### [Work item]
Your job is to write out each record exactly, leaving none out.

### [Data section]
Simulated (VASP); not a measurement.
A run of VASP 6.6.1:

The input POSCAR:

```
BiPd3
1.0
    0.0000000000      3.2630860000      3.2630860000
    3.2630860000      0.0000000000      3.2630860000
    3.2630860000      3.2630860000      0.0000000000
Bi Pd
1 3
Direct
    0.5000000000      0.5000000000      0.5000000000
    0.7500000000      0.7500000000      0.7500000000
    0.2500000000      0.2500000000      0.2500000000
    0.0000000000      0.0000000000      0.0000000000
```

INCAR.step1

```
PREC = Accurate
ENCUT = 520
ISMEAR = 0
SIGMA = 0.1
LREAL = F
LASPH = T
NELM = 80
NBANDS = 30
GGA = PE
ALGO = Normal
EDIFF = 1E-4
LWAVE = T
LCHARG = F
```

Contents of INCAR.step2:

### [Reply]
Simulated (VASP); not a measurement.
A run of VASP 6.6.1:

The input POSCAR:

```
BiPd3
1.0
    0.0000000000      3.2630860000      3.2630860000
    3.2630860000      0.0000000000      3.2630860000
    3.2630860000      3.2630860000      0.0000000000
Bi Pd
1 3
Direct
    0.5000000000      0.5000000000      0.5000000000
    0.7500000000      0.7500000000      0.7500000000
    0.2500000000      0.2500000000      0.2500000000
    0.0000000000      0.0000000000      0.0000000000
```

INCAR.step1

```
PREC = Accurate
ENCUT = 520
ISMEAR = 0
SIGMA = 0.1
LREAL = F
LASPH = T
NELM = 80
NBANDS = 30
GGA = PE
ALGO = Normal
EDIFF = 1E-4
LWAVE = T
LCHARG = F
```

Contents of INCAR.step2:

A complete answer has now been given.